++++ Record excerpts

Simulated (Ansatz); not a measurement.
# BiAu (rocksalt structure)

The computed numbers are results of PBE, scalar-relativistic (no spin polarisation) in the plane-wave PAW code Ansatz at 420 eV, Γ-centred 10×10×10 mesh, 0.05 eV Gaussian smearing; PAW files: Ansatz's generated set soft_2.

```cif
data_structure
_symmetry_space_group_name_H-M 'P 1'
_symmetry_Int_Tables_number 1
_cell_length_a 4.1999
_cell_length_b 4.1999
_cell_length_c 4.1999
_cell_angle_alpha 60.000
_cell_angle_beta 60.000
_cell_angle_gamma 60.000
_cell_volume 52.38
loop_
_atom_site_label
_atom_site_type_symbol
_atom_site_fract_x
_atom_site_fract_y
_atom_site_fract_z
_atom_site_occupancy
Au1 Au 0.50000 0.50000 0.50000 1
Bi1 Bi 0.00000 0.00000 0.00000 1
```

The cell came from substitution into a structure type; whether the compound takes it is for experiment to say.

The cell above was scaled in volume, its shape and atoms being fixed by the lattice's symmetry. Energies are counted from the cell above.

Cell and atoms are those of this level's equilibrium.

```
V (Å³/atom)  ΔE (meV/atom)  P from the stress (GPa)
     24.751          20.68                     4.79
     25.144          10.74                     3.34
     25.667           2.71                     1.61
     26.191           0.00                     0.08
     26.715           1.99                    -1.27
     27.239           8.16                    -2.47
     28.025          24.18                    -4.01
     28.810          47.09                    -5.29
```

++++++++

Work request - The material above must be output in full. Keep every word as it is.

Written answer -
Simulated (Ansatz); not a measurement.
# BiAu (rocksalt structure)

The computed numbers are results of PBE, scalar-relativistic (no spin polarisation) in the plane-wave PAW code Ansatz at 420 eV, Γ-centred 10×10×10 mesh, 0.05 eV Gaussian smearing; PAW files: Ansatz's generated set soft_2.

```cif
data_structure
_symmetry_space_group_name_H-M 'P 1'
_symmetry_Int_Tables_number 1
_cell_length_a 4.1999
_cell_length_b 4.1999
_cell_length_c 4.1999
_cell_angle_alpha 60.000
_cell_angle_beta 60.000
_cell_angle_gamma 60.000
_cell_volume 52.38
loop_
_atom_site_label
_atom_site_type_symbol
_atom_site_fract_x
_atom_site_fract_y
_atom_site_fract_z
_atom_site_occupancy
Au1 Au 0.50000 0.50000 0.50000 1
Bi1 Bi 0.00000 0.00000 0.00000 1
```

The cell came from substitution into a structure type; whether the compound takes it is for experiment to say.

The cell above was scaled in volume, its shape and atoms being fixed by the lattice's symmetry. Energies are counted from the cell above.

Cell and atoms are those of this level's equilibrium.

```
V (Å³/atom)  ΔE (meV/atom)  P from the stress (GPa)
     24.751          20.68                     4.79
     25.144          10.74                     3.34
     25.667           2.71                     1.61
     26.191           0.00                     0.08
     26.715           1.99                    -1.27
     27.239           8.16                    -2.47
     28.025          24.18                    -4.01
     28.810          47.09                    -5.29
```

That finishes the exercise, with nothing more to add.